* Listed records
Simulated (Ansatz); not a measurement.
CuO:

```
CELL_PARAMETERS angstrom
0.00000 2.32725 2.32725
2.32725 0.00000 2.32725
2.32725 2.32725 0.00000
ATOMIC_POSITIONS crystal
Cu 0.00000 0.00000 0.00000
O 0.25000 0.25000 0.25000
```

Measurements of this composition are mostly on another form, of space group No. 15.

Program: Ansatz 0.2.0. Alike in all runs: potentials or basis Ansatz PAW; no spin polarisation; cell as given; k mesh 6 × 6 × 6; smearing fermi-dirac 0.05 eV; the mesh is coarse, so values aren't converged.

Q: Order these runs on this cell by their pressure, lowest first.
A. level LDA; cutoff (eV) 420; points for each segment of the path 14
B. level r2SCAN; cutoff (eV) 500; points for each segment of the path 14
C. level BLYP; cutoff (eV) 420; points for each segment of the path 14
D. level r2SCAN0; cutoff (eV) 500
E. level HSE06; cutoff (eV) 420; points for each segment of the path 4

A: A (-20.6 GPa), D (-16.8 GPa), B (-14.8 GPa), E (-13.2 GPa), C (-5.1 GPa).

* Work item
Nothing but the lines from the first line of the listing above through the line holding "E. level HSE06;" should be reproduced, and each must match exactly.

* Result
Simulated (Ansatz); not a measurement.
CuO:

```
CELL_PARAMETERS angstrom
0.00000 2.32725 2.32725
2.32725 0.00000 2.32725
2.32725 2.32725 0.00000
ATOMIC_POSITIONS crystal
Cu 0.00000 0.00000 0.00000
O 0.25000 0.25000 0.25000
```

Measurements of this composition are mostly on another form, of space group No. 15.

Program: Ansatz 0.2.0. Alike in all runs: potentials or basis Ansatz PAW; no spin polarisation; cell as given; k mesh 6 × 6 × 6; smearing fermi-dirac 0.05 eV; the mesh is coarse, so values aren't converged.

Q: Order these runs on this cell by their pressure, lowest first.
A. level LDA; cutoff (eV) 420; points for each segment of the path 14
B. level r2SCAN; cutoff (eV) 500; points for each segment of the path 14
C. level BLYP; cutoff (eV) 420; points for each segment of the path 14
D. level r2SCAN0; cutoff (eV) 500
E. level HSE06; cutoff (eV) 420; points for each segment of the path 4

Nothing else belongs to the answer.